- **REQUIREMENT**: Copy out the entries below in full and exactly.

==== DATA EXTRACT
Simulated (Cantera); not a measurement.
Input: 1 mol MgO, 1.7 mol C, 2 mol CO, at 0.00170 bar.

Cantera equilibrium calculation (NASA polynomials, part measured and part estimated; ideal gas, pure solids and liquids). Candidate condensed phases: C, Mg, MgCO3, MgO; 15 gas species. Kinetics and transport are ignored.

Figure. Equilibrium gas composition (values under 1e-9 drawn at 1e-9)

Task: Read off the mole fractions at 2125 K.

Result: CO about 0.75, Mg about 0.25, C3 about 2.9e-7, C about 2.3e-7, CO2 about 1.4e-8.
========

- **ANSWER SECTION**:
Simulated (Cantera); not a measurement.
Input: 1 mol MgO, 1.7 mol C, 2 mol CO, at 0.00170 bar.

Cantera equilibrium calculation (NASA polynomials, part measured and part estimated; ideal gas, pure solids and liquids). Candidate condensed phases: C, Mg, MgCO3, MgO; 15 gas species. Kinetics and transport are ignored.

Figure. Equilibrium gas composition (values under 1e-9 drawn at 1e-9)

Task: Read off the mole fractions at 2125 K.

Result: CO about 0.75, Mg about 0.25, C3 about 2.9e-7, C about 2.3e-7, CO2 about 1.4e-8.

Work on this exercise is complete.